ENTRIES PROVIDED:
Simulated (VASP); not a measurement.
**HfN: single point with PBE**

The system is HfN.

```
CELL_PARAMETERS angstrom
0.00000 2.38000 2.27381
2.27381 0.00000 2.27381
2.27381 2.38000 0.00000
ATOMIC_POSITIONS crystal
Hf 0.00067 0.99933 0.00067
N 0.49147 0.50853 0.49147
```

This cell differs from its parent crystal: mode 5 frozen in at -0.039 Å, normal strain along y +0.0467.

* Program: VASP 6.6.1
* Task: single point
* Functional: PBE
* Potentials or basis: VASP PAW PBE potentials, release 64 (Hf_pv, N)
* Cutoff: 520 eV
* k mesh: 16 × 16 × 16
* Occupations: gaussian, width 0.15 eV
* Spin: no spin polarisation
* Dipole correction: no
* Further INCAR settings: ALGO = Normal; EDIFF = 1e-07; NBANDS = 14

WORK REQUEST:
From the data above, return every line from the line that has "This cell differs" up to and including the line that has "Dipole correction: no", exactly.

EXERCISE RESULT:
This cell differs from its parent crystal: mode 5 frozen in at -0.039 Å, normal strain along y +0.0467.

* Program: VASP 6.6.1
* Task: single point
* Functional: PBE
* Potentials or basis: VASP PAW PBE potentials, release 64 (Hf_pv, N)
* Cutoff: 520 eV
* k mesh: 16 × 16 × 16
* Occupations: gaussian, width 0.15 eV
* Spin: no spin polarisation
* Dipole correction: no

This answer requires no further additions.